-*-*-

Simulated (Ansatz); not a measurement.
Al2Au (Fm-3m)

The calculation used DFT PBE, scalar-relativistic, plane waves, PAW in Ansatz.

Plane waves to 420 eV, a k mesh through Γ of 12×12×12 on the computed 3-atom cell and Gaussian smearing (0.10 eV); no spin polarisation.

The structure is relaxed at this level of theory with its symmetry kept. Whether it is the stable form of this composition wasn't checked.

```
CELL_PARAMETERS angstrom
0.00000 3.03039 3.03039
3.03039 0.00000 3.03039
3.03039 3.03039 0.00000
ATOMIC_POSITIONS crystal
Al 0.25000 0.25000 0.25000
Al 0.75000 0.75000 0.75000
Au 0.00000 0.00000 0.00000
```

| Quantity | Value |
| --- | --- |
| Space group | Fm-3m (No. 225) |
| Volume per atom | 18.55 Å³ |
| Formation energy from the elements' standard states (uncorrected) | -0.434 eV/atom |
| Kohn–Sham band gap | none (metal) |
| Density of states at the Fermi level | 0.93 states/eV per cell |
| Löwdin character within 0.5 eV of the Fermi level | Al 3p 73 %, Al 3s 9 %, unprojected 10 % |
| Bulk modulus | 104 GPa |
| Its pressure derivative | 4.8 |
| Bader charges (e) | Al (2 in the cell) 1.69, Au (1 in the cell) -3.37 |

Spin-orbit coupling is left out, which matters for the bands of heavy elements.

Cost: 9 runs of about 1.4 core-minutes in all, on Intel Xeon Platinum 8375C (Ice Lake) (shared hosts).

-*-*-

▶ [Work request]
Give back exactly what runs from the first line of the listing above to the line that contains "-0.434 eV/atom |", keeping both end lines.

▶ [Response box]
Simulated (Ansatz); not a measurement.
Al2Au (Fm-3m)

The calculation used DFT PBE, scalar-relativistic, plane waves, PAW in Ansatz.

Plane waves to 420 eV, a k mesh through Γ of 12×12×12 on the computed 3-atom cell and Gaussian smearing (0.10 eV); no spin polarisation.

The structure is relaxed at this level of theory with its symmetry kept. Whether it is the stable form of this composition wasn't checked.

```
CELL_PARAMETERS angstrom
0.00000 3.03039 3.03039
3.03039 0.00000 3.03039
3.03039 3.03039 0.00000
ATOMIC_POSITIONS crystal
Al 0.25000 0.25000 0.25000
Al 0.75000 0.75000 0.75000
Au 0.00000 0.00000 0.00000
```

| Quantity | Value |
| --- | --- |
| Space group | Fm-3m (No. 225) |
| Volume per atom | 18.55 Å³ |
| Formation energy from the elements' standard states (uncorrected) | -0.434 eV/atom |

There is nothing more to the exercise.